# [Work task]
Needed from the data below: every line from the one with "No measured levels" up to and including the one with "D. cutoff of", repeated exactly and with nothing else.

# [Data provided]
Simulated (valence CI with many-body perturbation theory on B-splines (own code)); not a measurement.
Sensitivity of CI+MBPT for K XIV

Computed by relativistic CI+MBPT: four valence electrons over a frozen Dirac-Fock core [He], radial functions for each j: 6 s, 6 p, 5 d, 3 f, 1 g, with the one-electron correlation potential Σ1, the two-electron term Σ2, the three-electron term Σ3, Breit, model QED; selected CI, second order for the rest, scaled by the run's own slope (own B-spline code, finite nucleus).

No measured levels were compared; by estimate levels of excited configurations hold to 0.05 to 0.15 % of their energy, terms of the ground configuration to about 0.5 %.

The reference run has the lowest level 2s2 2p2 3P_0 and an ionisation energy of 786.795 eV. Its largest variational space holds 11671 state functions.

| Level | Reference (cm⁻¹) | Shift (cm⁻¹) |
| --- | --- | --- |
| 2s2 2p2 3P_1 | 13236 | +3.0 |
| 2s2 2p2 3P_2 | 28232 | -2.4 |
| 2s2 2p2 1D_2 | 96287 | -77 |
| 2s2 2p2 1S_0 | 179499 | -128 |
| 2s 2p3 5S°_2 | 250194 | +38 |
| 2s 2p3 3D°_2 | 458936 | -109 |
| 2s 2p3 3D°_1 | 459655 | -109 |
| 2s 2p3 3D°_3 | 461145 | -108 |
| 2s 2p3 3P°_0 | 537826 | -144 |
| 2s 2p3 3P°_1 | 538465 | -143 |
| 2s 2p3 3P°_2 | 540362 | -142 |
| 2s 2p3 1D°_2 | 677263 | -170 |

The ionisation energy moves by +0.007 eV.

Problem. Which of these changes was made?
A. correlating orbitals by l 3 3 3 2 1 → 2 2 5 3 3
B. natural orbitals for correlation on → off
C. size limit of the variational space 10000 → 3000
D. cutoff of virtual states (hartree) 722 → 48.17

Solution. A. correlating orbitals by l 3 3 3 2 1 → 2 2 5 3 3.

# [Exercise answer]
No measured levels were compared; by estimate levels of excited configurations hold to 0.05 to 0.15 % of their energy, terms of the ground configuration to about 0.5 %.

The reference run has the lowest level 2s2 2p2 3P_0 and an ionisation energy of 786.795 eV. Its largest variational space holds 11671 state functions.

| Level | Reference (cm⁻¹) | Shift (cm⁻¹) |
| --- | --- | --- |
| 2s2 2p2 3P_1 | 13236 | +3.0 |
| 2s2 2p2 3P_2 | 28232 | -2.4 |
| 2s2 2p2 1D_2 | 96287 | -77 |
| 2s2 2p2 1S_0 | 179499 | -128 |
| 2s 2p3 5S°_2 | 250194 | +38 |
| 2s 2p3 3D°_2 | 458936 | -109 |
| 2s 2p3 3D°_1 | 459655 | -109 |
| 2s 2p3 3D°_3 | 461145 | -108 |
| 2s 2p3 3P°_0 | 537826 | -144 |
| 2s 2p3 3P°_1 | 538465 | -143 |
| 2s 2p3 3P°_2 | 540362 | -142 |
| 2s 2p3 1D°_2 | 677263 | -170 |

The ionisation energy moves by +0.007 eV.

Problem. Which of these changes was made?
A. correlating orbitals by l 3 3 3 2 1 → 2 2 5 3 3
B. natural orbitals for correlation on → off
C. size limit of the variational space 10000 → 3000
D. cutoff of virtual states (hartree) 722 → 48.17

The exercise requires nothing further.